Take the records below and set them down exactly, so that every line matches the original.

********

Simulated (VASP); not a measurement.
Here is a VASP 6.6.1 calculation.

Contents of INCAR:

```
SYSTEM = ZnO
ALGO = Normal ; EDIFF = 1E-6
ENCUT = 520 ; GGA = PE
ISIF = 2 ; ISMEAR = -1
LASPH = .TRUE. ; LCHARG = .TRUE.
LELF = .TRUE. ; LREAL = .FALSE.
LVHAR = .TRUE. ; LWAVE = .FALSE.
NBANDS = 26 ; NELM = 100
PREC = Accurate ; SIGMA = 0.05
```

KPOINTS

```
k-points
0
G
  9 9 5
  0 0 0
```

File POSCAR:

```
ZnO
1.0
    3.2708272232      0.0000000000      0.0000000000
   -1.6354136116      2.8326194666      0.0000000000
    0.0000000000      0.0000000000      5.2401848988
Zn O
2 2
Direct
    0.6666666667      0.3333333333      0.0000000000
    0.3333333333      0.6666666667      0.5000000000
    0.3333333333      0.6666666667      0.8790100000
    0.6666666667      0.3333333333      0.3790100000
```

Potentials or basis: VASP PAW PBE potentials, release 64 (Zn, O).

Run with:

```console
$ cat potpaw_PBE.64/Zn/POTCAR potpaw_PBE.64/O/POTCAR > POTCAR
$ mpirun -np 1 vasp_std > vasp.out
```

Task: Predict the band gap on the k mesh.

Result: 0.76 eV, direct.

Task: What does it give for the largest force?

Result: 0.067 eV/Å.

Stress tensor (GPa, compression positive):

********

» Answer area:
Simulated (VASP); not a measurement.
Here is a VASP 6.6.1 calculation.

Contents of INCAR:

```
SYSTEM = ZnO
ALGO = Normal ; EDIFF = 1E-6
ENCUT = 520 ; GGA = PE
ISIF = 2 ; ISMEAR = -1
LASPH = .TRUE. ; LCHARG = .TRUE.
LELF = .TRUE. ; LREAL = .FALSE.
LVHAR = .TRUE. ; LWAVE = .FALSE.
NBANDS = 26 ; NELM = 100
PREC = Accurate ; SIGMA = 0.05
```

KPOINTS

```
k-points
0
G
  9 9 5
  0 0 0
```

File POSCAR:

```
ZnO
1.0
    3.2708272232      0.0000000000      0.0000000000
   -1.6354136116      2.8326194666      0.0000000000
    0.0000000000      0.0000000000      5.2401848988
Zn O
2 2
Direct
    0.6666666667      0.3333333333      0.0000000000
    0.3333333333      0.6666666667      0.5000000000
    0.3333333333      0.6666666667      0.8790100000
    0.6666666667      0.3333333333      0.3790100000
```

Potentials or basis: VASP PAW PBE potentials, release 64 (Zn, O).

Run with:

```console
$ cat potpaw_PBE.64/Zn/POTCAR potpaw_PBE.64/O/POTCAR > POTCAR
$ mpirun -np 1 vasp_std > vasp.out
```

Task: Predict the band gap on the k mesh.

Result: 0.76 eV, direct.

Task: What does it give for the largest force?

Result: 0.067 eV/Å.

Stress tensor (GPa, compression positive):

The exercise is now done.